Each record below needs to be set down again exactly.

*** Extracted entries ***
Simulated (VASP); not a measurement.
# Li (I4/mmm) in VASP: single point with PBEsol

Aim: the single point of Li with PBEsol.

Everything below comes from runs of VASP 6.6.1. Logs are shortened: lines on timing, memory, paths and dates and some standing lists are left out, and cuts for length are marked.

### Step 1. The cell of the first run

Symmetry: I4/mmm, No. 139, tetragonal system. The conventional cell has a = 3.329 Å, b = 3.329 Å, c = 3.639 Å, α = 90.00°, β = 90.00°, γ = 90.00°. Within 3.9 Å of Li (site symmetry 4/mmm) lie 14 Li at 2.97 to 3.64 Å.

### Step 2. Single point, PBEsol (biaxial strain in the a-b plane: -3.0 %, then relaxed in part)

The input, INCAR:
*** End of Extracted entries ***

◆ Solution
Simulated (VASP); not a measurement.
# Li (I4/mmm) in VASP: single point with PBEsol

Aim: the single point of Li with PBEsol.

Everything below comes from runs of VASP 6.6.1. Logs are shortened: lines on timing, memory, paths and dates and some standing lists are left out, and cuts for length are marked.

### Step 1. The cell of the first run

Symmetry: I4/mmm, No. 139, tetragonal system. The conventional cell has a = 3.329 Å, b = 3.329 Å, c = 3.639 Å, α = 90.00°, β = 90.00°, γ = 90.00°. Within 3.9 Å of Li (site symmetry 4/mmm) lie 14 Li at 2.97 to 3.64 Å.

### Step 2. Single point, PBEsol (biaxial strain in the a-b plane: -3.0 %, then relaxed in part)

The input, INCAR:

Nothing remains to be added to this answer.